ASSIGNMENT
Of the lines below, write out exactly those from the line with "Question: Which line" through the line with "Question: Classify the", both included, and skip the rest.

═════ GIVEN INFORMATION ═════
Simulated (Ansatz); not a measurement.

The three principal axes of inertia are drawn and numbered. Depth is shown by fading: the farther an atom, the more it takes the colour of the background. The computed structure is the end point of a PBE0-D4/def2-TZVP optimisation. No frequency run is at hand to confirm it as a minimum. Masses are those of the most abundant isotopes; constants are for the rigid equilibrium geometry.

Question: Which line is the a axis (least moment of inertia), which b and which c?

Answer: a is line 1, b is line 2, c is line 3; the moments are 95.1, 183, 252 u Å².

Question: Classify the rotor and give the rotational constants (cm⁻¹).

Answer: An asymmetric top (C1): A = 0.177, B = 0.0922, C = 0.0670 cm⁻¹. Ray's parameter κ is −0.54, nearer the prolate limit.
═════

EXERCISE OUTPUT
Question: Which line is the a axis (least moment of inertia), which b and which c?

Answer: a is line 1, b is line 2, c is line 3; the moments are 95.1, 183, 252 u Å².

Question: Classify the rotor and give the rotational constants (cm⁻¹).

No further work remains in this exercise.